(GIVEN DATA)

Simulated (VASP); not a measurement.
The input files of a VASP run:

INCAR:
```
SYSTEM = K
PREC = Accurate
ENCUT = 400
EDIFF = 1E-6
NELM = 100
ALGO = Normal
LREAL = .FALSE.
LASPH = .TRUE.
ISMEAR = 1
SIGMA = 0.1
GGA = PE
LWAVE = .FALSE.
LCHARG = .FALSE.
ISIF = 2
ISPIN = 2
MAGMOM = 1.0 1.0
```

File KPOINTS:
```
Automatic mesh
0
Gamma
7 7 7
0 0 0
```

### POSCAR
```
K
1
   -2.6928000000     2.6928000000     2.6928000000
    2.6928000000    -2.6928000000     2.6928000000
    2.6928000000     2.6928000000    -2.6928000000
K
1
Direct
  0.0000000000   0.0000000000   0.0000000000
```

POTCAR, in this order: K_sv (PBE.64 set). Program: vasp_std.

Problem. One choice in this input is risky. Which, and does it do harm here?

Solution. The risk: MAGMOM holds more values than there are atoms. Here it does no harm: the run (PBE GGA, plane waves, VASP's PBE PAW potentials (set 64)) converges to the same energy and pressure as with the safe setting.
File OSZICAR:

(End GIVEN DATA)

### WORK TASK
All of the data above needs to be given again exactly.

### ANSWER AREA
Simulated (VASP); not a measurement.
The input files of a VASP run:

INCAR:
```
SYSTEM = K
PREC = Accurate
ENCUT = 400
EDIFF = 1E-6
NELM = 100
ALGO = Normal
LREAL = .FALSE.
LASPH = .TRUE.
ISMEAR = 1
SIGMA = 0.1
GGA = PE
LWAVE = .FALSE.
LCHARG = .FALSE.
ISIF = 2
ISPIN = 2
MAGMOM = 1.0 1.0
```

File KPOINTS:
```
Automatic mesh
0
Gamma
7 7 7
0 0 0
```

### POSCAR
```
K
1
   -2.6928000000     2.6928000000     2.6928000000
    2.6928000000    -2.6928000000     2.6928000000
    2.6928000000     2.6928000000    -2.6928000000
K
1
Direct
  0.0000000000   0.0000000000   0.0000000000
```

POTCAR, in this order: K_sv (PBE.64 set). Program: vasp_std.

Problem. One choice in this input is risky. Which, and does it do harm here?

Solution. The risk: MAGMOM holds more values than there are atoms. Here it does no harm: the run (PBE GGA, plane waves, VASP's PBE PAW potentials (set 64)) converges to the same energy and pressure as with the safe setting.
File OSZICAR:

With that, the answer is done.